GIVEN ENTRIES:
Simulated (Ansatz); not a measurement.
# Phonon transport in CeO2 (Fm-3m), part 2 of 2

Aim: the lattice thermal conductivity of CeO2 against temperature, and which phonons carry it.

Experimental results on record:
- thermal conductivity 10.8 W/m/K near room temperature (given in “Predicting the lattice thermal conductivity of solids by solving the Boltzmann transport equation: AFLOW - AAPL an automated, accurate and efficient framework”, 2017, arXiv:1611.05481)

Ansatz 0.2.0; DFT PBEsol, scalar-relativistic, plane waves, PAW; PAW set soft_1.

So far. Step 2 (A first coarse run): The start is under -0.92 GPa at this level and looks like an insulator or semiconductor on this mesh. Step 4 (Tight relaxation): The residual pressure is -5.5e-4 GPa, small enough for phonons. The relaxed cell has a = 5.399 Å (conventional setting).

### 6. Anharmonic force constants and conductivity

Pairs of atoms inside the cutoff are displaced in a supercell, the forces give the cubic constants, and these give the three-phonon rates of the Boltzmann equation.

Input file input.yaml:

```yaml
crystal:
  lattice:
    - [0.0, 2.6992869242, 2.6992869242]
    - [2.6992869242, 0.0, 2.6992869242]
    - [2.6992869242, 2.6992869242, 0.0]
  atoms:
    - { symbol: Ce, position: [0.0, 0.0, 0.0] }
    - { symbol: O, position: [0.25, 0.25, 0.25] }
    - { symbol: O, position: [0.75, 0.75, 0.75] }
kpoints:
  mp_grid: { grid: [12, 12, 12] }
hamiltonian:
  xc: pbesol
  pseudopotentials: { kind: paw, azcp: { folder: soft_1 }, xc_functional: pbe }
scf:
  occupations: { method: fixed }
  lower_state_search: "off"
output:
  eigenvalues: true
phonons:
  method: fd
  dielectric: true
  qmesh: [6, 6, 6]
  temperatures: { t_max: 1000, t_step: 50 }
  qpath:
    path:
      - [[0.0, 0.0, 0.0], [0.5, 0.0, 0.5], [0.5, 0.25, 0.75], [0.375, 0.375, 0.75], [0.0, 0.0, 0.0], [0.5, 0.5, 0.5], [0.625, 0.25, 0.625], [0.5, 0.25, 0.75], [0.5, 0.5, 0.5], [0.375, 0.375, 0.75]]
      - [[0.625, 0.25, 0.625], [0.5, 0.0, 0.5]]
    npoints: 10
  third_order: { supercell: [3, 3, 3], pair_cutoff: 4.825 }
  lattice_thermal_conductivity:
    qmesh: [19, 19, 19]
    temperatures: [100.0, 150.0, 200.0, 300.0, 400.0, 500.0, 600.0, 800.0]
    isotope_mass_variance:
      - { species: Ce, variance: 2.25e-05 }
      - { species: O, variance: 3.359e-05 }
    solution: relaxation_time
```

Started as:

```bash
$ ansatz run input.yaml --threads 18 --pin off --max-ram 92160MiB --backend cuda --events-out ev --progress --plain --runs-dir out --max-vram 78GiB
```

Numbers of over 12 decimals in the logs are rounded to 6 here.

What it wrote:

WORK TASK: Above are the records; from them, give again exactly the lines from the one containing "# Phonon transport" through the one containing "Experimental results on", both included.

EXERCISE RESPONSE:
# Phonon transport in CeO2 (Fm-3m), part 2 of 2

Aim: the lattice thermal conductivity of CeO2 against temperature, and which phonons carry it.

Experimental results on record:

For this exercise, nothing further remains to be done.